──────────

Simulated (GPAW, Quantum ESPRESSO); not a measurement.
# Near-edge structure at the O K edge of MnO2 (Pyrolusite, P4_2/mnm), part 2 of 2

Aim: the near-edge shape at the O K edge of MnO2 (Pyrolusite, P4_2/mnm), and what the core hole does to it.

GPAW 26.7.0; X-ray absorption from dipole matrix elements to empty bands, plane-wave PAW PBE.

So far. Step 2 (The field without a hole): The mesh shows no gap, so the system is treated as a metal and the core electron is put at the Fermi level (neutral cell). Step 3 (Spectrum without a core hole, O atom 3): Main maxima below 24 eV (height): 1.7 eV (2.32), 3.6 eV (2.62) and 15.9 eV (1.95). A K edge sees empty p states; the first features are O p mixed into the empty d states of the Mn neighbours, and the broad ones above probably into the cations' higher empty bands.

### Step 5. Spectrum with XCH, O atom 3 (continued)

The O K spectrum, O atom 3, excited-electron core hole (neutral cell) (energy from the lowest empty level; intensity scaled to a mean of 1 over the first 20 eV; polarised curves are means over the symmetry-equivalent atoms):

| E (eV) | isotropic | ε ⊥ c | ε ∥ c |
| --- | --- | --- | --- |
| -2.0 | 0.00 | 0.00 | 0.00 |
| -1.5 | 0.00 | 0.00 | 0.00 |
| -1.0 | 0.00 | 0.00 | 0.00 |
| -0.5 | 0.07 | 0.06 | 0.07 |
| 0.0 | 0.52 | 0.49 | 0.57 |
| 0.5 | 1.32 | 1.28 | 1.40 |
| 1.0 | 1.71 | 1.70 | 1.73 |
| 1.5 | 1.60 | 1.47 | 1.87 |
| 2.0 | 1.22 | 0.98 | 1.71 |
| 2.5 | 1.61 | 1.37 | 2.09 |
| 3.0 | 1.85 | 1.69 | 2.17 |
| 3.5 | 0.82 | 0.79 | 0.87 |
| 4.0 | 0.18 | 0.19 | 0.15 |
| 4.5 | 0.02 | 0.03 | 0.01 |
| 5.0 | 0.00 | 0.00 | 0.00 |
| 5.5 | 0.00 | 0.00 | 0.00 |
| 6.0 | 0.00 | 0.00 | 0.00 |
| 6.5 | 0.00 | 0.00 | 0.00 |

──────────

**WORK TASK:** What you should output is every line of the records above, from the first through the line containing "So far. Step", unchanged.

**TASK SOLUTION:**
Simulated (GPAW, Quantum ESPRESSO); not a measurement.
# Near-edge structure at the O K edge of MnO2 (Pyrolusite, P4_2/mnm), part 2 of 2

Aim: the near-edge shape at the O K edge of MnO2 (Pyrolusite, P4_2/mnm), and what the core hole does to it.

GPAW 26.7.0; X-ray absorption from dipole matrix elements to empty bands, plane-wave PAW PBE.

So far. Step 2 (The field without a hole): The mesh shows no gap, so the system is treated as a metal and the core electron is put at the Fermi level (neutral cell). Step 3 (Spectrum without a core hole, O atom 3): Main maxima below 24 eV (height): 1.7 eV (2.32), 3.6 eV (2.62) and 15.9 eV (1.95). A K edge sees empty p states; the first features are O p mixed into the empty d states of the Mn neighbours, and the broad ones above probably into the cations' higher empty bands.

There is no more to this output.